::::

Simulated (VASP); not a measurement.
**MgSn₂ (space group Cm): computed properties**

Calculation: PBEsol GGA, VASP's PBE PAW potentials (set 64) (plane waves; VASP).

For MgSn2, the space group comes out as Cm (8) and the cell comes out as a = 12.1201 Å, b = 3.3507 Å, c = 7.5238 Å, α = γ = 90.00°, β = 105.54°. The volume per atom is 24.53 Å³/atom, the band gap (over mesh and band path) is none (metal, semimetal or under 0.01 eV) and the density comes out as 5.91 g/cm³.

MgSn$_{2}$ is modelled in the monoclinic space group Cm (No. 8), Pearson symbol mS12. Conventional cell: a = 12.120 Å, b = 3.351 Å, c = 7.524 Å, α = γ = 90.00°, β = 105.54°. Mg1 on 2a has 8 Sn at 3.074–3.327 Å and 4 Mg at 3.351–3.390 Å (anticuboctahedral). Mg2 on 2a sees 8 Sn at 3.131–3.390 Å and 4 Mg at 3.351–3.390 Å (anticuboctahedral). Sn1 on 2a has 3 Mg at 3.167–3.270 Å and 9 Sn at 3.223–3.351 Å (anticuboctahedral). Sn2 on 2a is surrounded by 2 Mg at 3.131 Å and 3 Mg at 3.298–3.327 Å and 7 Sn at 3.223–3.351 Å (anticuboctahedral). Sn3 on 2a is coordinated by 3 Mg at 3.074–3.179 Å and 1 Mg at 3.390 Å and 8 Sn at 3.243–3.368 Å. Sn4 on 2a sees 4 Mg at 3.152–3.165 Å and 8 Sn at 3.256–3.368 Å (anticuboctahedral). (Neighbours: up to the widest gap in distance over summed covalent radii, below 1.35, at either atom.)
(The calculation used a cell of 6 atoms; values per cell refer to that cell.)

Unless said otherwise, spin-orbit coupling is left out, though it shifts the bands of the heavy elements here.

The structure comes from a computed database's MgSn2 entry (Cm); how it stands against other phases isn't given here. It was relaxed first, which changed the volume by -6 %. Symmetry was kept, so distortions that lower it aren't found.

::::

■ **WORK TASK**
Set the entries down again exactly, beginning with their first line and ending with the line that contains "Calculation: PBEsol GGA, VASP's"; omit all other lines.

■ **RESPONSE BOX**
Simulated (VASP); not a measurement.
**MgSn₂ (space group Cm): computed properties**

Calculation: PBEsol GGA, VASP's PBE PAW potentials (set 64) (plane waves; VASP).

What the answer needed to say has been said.